[Excerpted data]
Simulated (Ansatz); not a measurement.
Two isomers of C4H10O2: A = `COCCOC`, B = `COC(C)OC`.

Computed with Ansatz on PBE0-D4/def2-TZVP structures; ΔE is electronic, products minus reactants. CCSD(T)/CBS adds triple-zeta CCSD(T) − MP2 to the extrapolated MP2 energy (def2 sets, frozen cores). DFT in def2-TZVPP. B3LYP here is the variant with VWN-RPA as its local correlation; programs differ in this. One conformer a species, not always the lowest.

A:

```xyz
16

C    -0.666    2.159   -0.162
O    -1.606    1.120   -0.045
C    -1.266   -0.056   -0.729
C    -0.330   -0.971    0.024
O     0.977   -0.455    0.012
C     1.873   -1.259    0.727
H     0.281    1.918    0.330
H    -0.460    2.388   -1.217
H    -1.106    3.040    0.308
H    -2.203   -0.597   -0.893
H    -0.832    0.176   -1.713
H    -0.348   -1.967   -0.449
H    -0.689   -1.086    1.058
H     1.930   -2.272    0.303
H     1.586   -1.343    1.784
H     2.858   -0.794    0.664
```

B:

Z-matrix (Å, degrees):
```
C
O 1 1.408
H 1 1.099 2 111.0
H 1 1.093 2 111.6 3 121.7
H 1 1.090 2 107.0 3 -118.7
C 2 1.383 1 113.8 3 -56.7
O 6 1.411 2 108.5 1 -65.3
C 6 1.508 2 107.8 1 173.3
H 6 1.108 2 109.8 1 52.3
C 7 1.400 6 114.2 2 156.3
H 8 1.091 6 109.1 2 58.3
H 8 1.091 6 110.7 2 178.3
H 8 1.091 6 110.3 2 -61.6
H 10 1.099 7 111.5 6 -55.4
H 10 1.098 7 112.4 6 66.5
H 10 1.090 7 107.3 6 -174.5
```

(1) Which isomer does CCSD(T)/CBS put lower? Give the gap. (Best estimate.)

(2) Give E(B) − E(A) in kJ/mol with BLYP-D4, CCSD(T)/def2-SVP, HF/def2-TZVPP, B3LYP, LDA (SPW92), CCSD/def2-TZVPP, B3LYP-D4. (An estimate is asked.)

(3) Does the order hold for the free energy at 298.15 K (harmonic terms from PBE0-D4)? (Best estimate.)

[Work request] Retype every line of the listing, word for word, from its opening line to the line that holds "(1) Which isomer", and include that last line too.

[Written response]
Simulated (Ansatz); not a measurement.
Two isomers of C4H10O2: A = `COCCOC`, B = `COC(C)OC`.

Computed with Ansatz on PBE0-D4/def2-TZVP structures; ΔE is electronic, products minus reactants. CCSD(T)/CBS adds triple-zeta CCSD(T) − MP2 to the extrapolated MP2 energy (def2 sets, frozen cores). DFT in def2-TZVPP. B3LYP here is the variant with VWN-RPA as its local correlation; programs differ in this. One conformer a species, not always the lowest.

A:

```xyz
16

C    -0.666    2.159   -0.162
O    -1.606    1.120   -0.045
C    -1.266   -0.056   -0.729
C    -0.330   -0.971    0.024
O     0.977   -0.455    0.012
C     1.873   -1.259    0.727
H     0.281    1.918    0.330
H    -0.460    2.388   -1.217
H    -1.106    3.040    0.308
H    -2.203   -0.597   -0.893
H    -0.832    0.176   -1.713
H    -0.348   -1.967   -0.449
H    -0.689   -1.086    1.058
H     1.930   -2.272    0.303
H     1.586   -1.343    1.784
H     2.858   -0.794    0.664
```

B:

Z-matrix (Å, degrees):
```
C
O 1 1.408
H 1 1.099 2 111.0
H 1 1.093 2 111.6 3 121.7
H 1 1.090 2 107.0 3 -118.7
C 2 1.383 1 113.8 3 -56.7
O 6 1.411 2 108.5 1 -65.3
C 6 1.508 2 107.8 1 173.3
H 6 1.108 2 109.8 1 52.3
C 7 1.400 6 114.2 2 156.3
H 8 1.091 6 109.1 2 58.3
H 8 1.091 6 110.7 2 178.3
H 8 1.091 6 110.3 2 -61.6
H 10 1.099 7 111.5 6 -55.4
H 10 1.098 7 112.4 6 66.5
H 10 1.090 7 107.3 6 -174.5
```

(1) Which isomer does CCSD(T)/CBS put lower? Give the gap. (Best estimate.)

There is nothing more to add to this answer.